▶ [Assigned task]:
Set all of the entries down again precisely as they are written.

■ ■ ■ ■
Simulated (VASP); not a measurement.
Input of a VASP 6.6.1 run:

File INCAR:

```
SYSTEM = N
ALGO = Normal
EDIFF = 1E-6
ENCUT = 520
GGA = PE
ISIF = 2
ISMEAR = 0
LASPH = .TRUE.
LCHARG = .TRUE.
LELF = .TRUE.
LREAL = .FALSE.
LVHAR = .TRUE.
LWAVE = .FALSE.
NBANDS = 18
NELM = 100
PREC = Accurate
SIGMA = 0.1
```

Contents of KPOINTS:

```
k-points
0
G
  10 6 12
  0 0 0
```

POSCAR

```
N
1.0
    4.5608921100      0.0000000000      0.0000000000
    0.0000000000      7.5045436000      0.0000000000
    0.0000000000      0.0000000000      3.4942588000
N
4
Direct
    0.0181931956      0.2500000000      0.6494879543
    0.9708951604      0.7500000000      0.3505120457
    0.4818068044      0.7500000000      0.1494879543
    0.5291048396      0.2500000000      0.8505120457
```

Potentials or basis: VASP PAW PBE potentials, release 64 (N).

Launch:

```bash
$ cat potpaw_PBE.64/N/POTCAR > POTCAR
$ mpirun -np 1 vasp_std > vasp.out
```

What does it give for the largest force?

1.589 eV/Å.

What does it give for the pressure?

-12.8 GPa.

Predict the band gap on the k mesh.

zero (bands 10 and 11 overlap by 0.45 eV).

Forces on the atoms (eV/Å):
■ ■ ■ ■

▶ [Problem solution]:
Simulated (VASP); not a measurement.
Input of a VASP 6.6.1 run:

File INCAR:

```
SYSTEM = N
ALGO = Normal
EDIFF = 1E-6
ENCUT = 520
GGA = PE
ISIF = 2
ISMEAR = 0
LASPH = .TRUE.
LCHARG = .TRUE.
LELF = .TRUE.
LREAL = .FALSE.
LVHAR = .TRUE.
LWAVE = .FALSE.
NBANDS = 18
NELM = 100
PREC = Accurate
SIGMA = 0.1
```

Contents of KPOINTS:

```
k-points
0
G
  10 6 12
  0 0 0
```

POSCAR

```
N
1.0
    4.5608921100      0.0000000000      0.0000000000
    0.0000000000      7.5045436000      0.0000000000
    0.0000000000      0.0000000000      3.4942588000
N
4
Direct
    0.0181931956      0.2500000000      0.6494879543
    0.9708951604      0.7500000000      0.3505120457
    0.4818068044      0.7500000000      0.1494879543
    0.5291048396      0.2500000000      0.8505120457
```

Potentials or basis: VASP PAW PBE potentials, release 64 (N).

Launch:

```bash
$ cat potpaw_PBE.64/N/POTCAR > POTCAR
$ mpirun -np 1 vasp_std > vasp.out
```

What does it give for the largest force?

1.589 eV/Å.

What does it give for the pressure?

-12.8 GPa.

Predict the band gap on the k mesh.

zero (bands 10 and 11 overlap by 0.45 eV).

Forces on the atoms (eV/Å):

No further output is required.